* _Extracted material_
◇ ◇ ◇ ◇
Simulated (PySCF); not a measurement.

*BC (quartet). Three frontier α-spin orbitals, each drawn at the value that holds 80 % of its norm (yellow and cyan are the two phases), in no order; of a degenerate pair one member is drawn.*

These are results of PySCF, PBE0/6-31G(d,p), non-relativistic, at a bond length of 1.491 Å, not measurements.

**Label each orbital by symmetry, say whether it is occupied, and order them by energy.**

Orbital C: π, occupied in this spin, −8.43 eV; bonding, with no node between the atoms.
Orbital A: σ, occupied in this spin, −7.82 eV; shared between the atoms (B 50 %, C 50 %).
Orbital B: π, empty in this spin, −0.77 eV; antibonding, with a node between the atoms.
◇ ◇ ◇ ◇

* _Task item_
All of the material above needs to be retyped word for word.

* _Your solution_
Simulated (PySCF); not a measurement.

*BC (quartet). Three frontier α-spin orbitals, each drawn at the value that holds 80 % of its norm (yellow and cyan are the two phases), in no order; of a degenerate pair one member is drawn.*

These are results of PySCF, PBE0/6-31G(d,p), non-relativistic, at a bond length of 1.491 Å, not measurements.

**Label each orbital by symmetry, say whether it is occupied, and order them by energy.**

Orbital C: π, occupied in this spin, −8.43 eV; bonding, with no node between the atoms.
Orbital A: σ, occupied in this spin, −7.82 eV; shared between the atoms (B 50 %, C 50 %).
Orbital B: π, empty in this spin, −0.77 eV; antibonding, with a node between the atoms.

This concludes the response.